Nothing but the lines from the start of the records through the line that contains "moments at both." is to be copied, and each is to be copied exactly.

Start of Block

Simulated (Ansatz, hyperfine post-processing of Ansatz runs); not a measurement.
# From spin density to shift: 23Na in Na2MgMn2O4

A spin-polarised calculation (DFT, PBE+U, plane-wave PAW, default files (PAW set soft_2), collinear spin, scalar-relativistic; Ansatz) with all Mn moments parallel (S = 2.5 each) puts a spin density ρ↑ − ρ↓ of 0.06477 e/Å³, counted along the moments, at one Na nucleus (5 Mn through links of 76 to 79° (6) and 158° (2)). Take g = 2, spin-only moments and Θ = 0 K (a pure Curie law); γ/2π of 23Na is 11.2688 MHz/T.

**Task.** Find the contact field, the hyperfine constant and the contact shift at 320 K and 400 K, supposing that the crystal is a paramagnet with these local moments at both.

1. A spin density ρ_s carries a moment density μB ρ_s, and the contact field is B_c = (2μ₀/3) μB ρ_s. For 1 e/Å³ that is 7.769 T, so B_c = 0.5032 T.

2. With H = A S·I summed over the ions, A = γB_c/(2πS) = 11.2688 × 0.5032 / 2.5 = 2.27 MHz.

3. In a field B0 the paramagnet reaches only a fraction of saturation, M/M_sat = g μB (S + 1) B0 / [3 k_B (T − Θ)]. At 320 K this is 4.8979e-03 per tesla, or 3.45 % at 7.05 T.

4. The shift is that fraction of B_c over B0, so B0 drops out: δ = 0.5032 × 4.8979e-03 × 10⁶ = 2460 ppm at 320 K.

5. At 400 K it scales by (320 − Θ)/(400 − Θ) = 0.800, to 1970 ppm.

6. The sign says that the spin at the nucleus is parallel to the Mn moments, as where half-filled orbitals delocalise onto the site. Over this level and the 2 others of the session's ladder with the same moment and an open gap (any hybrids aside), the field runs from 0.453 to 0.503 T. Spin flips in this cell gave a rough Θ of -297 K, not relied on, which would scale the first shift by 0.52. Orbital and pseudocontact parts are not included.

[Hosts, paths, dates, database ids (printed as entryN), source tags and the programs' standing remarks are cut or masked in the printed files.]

End of Block

• _Exercise solution_
Simulated (Ansatz, hyperfine post-processing of Ansatz runs); not a measurement.
# From spin density to shift: 23Na in Na2MgMn2O4

A spin-polarised calculation (DFT, PBE+U, plane-wave PAW, default files (PAW set soft_2), collinear spin, scalar-relativistic; Ansatz) with all Mn moments parallel (S = 2.5 each) puts a spin density ρ↑ − ρ↓ of 0.06477 e/Å³, counted along the moments, at one Na nucleus (5 Mn through links of 76 to 79° (6) and 158° (2)). Take g = 2, spin-only moments and Θ = 0 K (a pure Curie law); γ/2π of 23Na is 11.2688 MHz/T.

**Task.** Find the contact field, the hyperfine constant and the contact shift at 320 K and 400 K, supposing that the crystal is a paramagnet with these local moments at both.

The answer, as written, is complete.